* _RECORDS PROVIDED_:
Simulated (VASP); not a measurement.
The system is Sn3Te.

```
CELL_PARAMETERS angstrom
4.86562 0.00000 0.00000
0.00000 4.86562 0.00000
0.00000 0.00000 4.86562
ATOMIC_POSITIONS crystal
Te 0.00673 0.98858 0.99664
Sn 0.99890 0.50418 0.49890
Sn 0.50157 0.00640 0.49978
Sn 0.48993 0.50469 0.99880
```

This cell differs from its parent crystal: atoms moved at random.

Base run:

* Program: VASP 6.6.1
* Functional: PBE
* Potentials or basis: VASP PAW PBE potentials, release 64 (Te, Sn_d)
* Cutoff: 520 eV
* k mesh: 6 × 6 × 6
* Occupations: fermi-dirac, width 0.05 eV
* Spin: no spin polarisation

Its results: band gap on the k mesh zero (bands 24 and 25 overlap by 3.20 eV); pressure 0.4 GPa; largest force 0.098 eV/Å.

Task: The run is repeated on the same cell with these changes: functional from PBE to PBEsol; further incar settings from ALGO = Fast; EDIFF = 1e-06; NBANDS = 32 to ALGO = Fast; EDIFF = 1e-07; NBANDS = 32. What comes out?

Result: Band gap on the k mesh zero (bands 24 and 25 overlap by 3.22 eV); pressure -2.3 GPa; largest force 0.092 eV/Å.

* _REQUIREMENT_: Where the listing above reaches the line that contains "This cell differs", start retyping, and finish with the line that contains "no spin polarisation"; reproduce those lines exactly and no others.

* _ANSWER AREA_:
This cell differs from its parent crystal: atoms moved at random.

Base run:

* Program: VASP 6.6.1
* Functional: PBE
* Potentials or basis: VASP PAW PBE potentials, release 64 (Te, Sn_d)
* Cutoff: 520 eV
* k mesh: 6 × 6 × 6
* Occupations: fermi-dirac, width 0.05 eV
* Spin: no spin polarisation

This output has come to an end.